▬▬▬

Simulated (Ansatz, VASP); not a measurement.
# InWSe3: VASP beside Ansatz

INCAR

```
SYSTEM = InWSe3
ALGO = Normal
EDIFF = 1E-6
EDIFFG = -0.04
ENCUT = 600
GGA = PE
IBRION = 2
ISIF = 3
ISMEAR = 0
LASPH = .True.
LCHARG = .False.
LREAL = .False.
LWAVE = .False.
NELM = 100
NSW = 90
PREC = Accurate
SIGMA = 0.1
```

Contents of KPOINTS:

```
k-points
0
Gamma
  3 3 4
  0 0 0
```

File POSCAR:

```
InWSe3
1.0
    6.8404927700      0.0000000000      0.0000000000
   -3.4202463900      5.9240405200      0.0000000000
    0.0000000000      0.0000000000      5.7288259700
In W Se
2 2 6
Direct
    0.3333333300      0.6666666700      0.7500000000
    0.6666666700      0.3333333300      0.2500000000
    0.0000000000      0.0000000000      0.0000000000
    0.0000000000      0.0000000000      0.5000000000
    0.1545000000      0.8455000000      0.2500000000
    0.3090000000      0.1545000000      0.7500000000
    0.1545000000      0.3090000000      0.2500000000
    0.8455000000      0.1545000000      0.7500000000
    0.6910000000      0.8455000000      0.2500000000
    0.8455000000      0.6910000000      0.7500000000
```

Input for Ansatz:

▬▬▬

# [Required action]
When you restate the listing, keep each line identical to the original.

# [Answer space]
Simulated (Ansatz, VASP); not a measurement.
# InWSe3: VASP beside Ansatz

INCAR

```
SYSTEM = InWSe3
ALGO = Normal
EDIFF = 1E-6
EDIFFG = -0.04
ENCUT = 600
GGA = PE
IBRION = 2
ISIF = 3
ISMEAR = 0
LASPH = .True.
LCHARG = .False.
LREAL = .False.
LWAVE = .False.
NELM = 100
NSW = 90
PREC = Accurate
SIGMA = 0.1
```

Contents of KPOINTS:

```
k-points
0
Gamma
  3 3 4
  0 0 0
```

File POSCAR:

```
InWSe3
1.0
    6.8404927700      0.0000000000      0.0000000000
   -3.4202463900      5.9240405200      0.0000000000
    0.0000000000      0.0000000000      5.7288259700
In W Se
2 2 6
Direct
    0.3333333300      0.6666666700      0.7500000000
    0.6666666700      0.3333333300      0.2500000000
    0.0000000000      0.0000000000      0.0000000000
    0.0000000000      0.0000000000      0.5000000000
    0.1545000000      0.8455000000      0.2500000000
    0.3090000000      0.1545000000      0.7500000000
    0.1545000000      0.3090000000      0.2500000000
    0.8455000000      0.1545000000      0.7500000000
    0.6910000000      0.8455000000      0.2500000000
    0.8455000000      0.6910000000      0.7500000000
```

Input for Ansatz:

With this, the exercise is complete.